• DATASET CONTENT
**********
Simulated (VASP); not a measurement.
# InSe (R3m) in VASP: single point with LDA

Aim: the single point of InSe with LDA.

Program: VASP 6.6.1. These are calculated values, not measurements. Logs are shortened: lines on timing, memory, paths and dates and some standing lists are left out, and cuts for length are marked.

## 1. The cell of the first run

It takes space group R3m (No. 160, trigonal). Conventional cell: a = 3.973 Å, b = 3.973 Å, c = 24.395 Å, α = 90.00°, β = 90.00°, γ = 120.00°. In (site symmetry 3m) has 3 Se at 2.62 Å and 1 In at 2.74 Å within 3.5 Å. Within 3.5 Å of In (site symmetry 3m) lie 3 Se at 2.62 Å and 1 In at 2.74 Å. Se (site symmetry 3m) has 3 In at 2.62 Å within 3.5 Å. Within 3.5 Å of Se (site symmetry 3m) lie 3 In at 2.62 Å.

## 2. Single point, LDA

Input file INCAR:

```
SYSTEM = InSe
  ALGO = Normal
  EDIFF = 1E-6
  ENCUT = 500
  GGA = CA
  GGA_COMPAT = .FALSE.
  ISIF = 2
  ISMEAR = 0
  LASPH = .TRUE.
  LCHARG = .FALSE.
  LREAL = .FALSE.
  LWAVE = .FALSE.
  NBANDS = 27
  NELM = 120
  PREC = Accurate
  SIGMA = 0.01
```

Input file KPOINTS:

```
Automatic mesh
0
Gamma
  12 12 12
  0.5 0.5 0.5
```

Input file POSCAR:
**********

• TASK ITEM
Word for word, write out each of the records shown above.

• REPLY
Simulated (VASP); not a measurement.
# InSe (R3m) in VASP: single point with LDA

Aim: the single point of InSe with LDA.

Program: VASP 6.6.1. These are calculated values, not measurements. Logs are shortened: lines on timing, memory, paths and dates and some standing lists are left out, and cuts for length are marked.

## 1. The cell of the first run

It takes space group R3m (No. 160, trigonal). Conventional cell: a = 3.973 Å, b = 3.973 Å, c = 24.395 Å, α = 90.00°, β = 90.00°, γ = 120.00°. In (site symmetry 3m) has 3 Se at 2.62 Å and 1 In at 2.74 Å within 3.5 Å. Within 3.5 Å of In (site symmetry 3m) lie 3 Se at 2.62 Å and 1 In at 2.74 Å. Se (site symmetry 3m) has 3 In at 2.62 Å within 3.5 Å. Within 3.5 Å of Se (site symmetry 3m) lie 3 In at 2.62 Å.

## 2. Single point, LDA

Input file INCAR:

```
SYSTEM = InSe
  ALGO = Normal
  EDIFF = 1E-6
  ENCUT = 500
  GGA = CA
  GGA_COMPAT = .FALSE.
  ISIF = 2
  ISMEAR = 0
  LASPH = .TRUE.
  LCHARG = .FALSE.
  LREAL = .FALSE.
  LWAVE = .FALSE.
  NBANDS = 27
  NELM = 120
  PREC = Accurate
  SIGMA = 0.01
```

Input file KPOINTS:

```
Automatic mesh
0
Gamma
  12 12 12
  0.5 0.5 0.5
```

Input file POSCAR:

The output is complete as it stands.